→ **Assigned task**: Give the data again exactly, stopping after the "Orbital energies (eV): HOMO-3" line.

→ **Available data**:
+++

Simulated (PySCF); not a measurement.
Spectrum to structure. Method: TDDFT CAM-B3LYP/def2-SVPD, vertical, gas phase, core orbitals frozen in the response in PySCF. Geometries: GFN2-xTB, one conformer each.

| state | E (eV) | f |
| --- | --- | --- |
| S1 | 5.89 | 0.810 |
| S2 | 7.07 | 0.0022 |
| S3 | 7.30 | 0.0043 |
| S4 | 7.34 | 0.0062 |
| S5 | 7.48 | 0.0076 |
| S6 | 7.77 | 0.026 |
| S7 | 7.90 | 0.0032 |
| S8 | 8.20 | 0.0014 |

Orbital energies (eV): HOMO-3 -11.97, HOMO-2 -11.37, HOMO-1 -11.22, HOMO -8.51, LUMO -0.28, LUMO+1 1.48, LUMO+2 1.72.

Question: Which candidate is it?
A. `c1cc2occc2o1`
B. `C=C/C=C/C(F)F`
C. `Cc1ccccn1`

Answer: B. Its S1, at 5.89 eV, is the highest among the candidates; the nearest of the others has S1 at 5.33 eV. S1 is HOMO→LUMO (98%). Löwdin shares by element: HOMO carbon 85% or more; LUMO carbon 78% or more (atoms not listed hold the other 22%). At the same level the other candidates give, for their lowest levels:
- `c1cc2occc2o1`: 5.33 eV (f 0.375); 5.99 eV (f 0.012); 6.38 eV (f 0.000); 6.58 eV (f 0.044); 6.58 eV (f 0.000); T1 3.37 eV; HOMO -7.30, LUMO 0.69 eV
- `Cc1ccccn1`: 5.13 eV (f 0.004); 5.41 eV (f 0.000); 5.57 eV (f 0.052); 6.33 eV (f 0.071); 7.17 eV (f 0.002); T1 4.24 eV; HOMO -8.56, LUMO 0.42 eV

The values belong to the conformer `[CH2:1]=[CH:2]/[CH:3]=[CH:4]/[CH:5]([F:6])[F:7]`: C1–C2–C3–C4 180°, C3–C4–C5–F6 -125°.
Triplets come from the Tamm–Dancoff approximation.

+++

→ **Task answer**:
Simulated (PySCF); not a measurement.
Spectrum to structure. Method: TDDFT CAM-B3LYP/def2-SVPD, vertical, gas phase, core orbitals frozen in the response in PySCF. Geometries: GFN2-xTB, one conformer each.

| state | E (eV) | f |
| --- | --- | --- |
| S1 | 5.89 | 0.810 |
| S2 | 7.07 | 0.0022 |
| S3 | 7.30 | 0.0043 |
| S4 | 7.34 | 0.0062 |
| S5 | 7.48 | 0.0076 |
| S6 | 7.77 | 0.026 |
| S7 | 7.90 | 0.0032 |
| S8 | 8.20 | 0.0014 |

Orbital energies (eV): HOMO-3 -11.97, HOMO-2 -11.37, HOMO-1 -11.22, HOMO -8.51, LUMO -0.28, LUMO+1 1.48, LUMO+2 1.72.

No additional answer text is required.